*** Opening of INFORMATION PROVIDED ***

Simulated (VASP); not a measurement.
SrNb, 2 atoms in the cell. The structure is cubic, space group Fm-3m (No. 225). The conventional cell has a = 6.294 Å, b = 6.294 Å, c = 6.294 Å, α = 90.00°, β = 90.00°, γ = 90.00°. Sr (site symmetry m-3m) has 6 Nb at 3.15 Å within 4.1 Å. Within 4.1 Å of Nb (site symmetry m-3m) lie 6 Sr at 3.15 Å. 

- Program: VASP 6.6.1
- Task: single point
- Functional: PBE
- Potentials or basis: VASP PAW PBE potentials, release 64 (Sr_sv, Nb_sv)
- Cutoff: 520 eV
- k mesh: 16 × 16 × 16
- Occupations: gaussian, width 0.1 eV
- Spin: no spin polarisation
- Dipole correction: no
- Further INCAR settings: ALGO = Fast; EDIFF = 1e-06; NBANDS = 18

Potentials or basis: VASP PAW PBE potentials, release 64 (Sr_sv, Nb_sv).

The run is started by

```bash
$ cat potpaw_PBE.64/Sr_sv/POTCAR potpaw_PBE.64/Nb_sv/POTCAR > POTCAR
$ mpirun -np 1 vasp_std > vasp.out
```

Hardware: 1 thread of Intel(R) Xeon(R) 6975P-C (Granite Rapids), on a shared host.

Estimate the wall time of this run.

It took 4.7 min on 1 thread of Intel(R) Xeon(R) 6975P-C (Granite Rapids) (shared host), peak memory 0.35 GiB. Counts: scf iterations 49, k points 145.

*** Close of INFORMATION PROVIDED ***

◆ **REQUIRED ACTION**
Using only the listing above, restate exactly the lines from the line containing "64 (Sr_sv, Nb_sv)." through the line containing "Estimate the wall time of this run.", both included.

◆ **EXERCISE RESPONSE**
Potentials or basis: VASP PAW PBE potentials, release 64 (Sr_sv, Nb_sv).

The run is started by

```bash
$ cat potpaw_PBE.64/Sr_sv/POTCAR potpaw_PBE.64/Nb_sv/POTCAR > POTCAR
$ mpirun -np 1 vasp_std > vasp.out
```

Hardware: 1 thread of Intel(R) Xeon(R) 6975P-C (Granite Rapids), on a shared host.

Estimate the wall time of this run.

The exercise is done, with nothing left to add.